## Assignment
For the entries that follow, restate word for word the line containing "Input for VASP", the line containing "POTCAR, in this", and every line that lies between them.

## Material provided
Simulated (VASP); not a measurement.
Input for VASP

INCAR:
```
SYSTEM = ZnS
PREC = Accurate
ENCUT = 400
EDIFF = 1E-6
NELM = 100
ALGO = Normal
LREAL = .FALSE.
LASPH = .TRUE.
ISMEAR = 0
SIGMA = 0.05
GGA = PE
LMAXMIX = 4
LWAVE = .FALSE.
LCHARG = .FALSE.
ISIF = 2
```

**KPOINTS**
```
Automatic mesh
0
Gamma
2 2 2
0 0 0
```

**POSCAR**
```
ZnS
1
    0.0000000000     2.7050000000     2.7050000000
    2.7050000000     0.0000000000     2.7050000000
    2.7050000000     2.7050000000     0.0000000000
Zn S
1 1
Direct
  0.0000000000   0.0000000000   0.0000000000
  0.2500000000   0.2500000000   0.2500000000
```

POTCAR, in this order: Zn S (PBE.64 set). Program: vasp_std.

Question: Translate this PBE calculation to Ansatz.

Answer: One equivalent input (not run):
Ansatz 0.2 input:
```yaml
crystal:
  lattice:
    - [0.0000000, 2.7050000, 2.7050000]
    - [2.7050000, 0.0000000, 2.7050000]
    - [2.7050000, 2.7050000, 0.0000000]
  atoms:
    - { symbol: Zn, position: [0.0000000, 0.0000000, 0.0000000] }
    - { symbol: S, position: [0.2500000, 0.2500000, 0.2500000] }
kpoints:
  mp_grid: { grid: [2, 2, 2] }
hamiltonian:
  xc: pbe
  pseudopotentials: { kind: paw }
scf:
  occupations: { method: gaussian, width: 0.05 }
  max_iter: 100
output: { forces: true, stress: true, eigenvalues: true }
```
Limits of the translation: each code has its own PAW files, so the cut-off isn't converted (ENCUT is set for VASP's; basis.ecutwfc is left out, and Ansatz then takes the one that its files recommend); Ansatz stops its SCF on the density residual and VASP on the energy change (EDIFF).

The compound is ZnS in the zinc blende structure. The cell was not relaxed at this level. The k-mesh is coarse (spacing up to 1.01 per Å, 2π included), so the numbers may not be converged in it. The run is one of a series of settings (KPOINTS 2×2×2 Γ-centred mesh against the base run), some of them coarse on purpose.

## Task output
Input for VASP

INCAR:
```
SYSTEM = ZnS
PREC = Accurate
ENCUT = 400
EDIFF = 1E-6
NELM = 100
ALGO = Normal
LREAL = .FALSE.
LASPH = .TRUE.
ISMEAR = 0
SIGMA = 0.05
GGA = PE
LMAXMIX = 4
LWAVE = .FALSE.
LCHARG = .FALSE.
ISIF = 2
```

**KPOINTS**
```
Automatic mesh
0
Gamma
2 2 2
0 0 0
```

**POSCAR**
```
ZnS
1
    0.0000000000     2.7050000000     2.7050000000
    2.7050000000     0.0000000000     2.7050000000
    2.7050000000     2.7050000000     0.0000000000
Zn S
1 1
Direct
  0.0000000000   0.0000000000   0.0000000000
  0.2500000000   0.2500000000   0.2500000000
```

POTCAR, in this order: Zn S (PBE.64 set). Program: vasp_std.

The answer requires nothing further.